▶ _WORK ITEM_: The answer should be every line below, retyped exactly.

___ SOURCE DATA ___

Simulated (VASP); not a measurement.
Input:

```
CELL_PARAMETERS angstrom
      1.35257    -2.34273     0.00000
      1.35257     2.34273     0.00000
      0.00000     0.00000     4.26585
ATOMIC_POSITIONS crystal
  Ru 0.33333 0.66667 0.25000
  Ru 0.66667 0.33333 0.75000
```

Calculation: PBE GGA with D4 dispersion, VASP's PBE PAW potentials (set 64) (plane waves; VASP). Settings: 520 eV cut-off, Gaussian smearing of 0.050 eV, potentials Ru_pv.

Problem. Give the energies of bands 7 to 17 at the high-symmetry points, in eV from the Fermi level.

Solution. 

___

▶ _RESPONSE_:
Simulated (VASP); not a measurement.
Input:

```
CELL_PARAMETERS angstrom
      1.35257    -2.34273     0.00000
      1.35257     2.34273     0.00000
      0.00000     0.00000     4.26585
ATOMIC_POSITIONS crystal
  Ru 0.33333 0.66667 0.25000
  Ru 0.66667 0.33333 0.75000
```

Calculation: PBE GGA with D4 dispersion, VASP's PBE PAW potentials (set 64) (plane waves; VASP). Settings: 520 eV cut-off, Gaussian smearing of 0.050 eV, potentials Ru_pv.

Problem. Give the energies of bands 7 to 17 at the high-symmetry points, in eV from the Fermi level.

Solution. 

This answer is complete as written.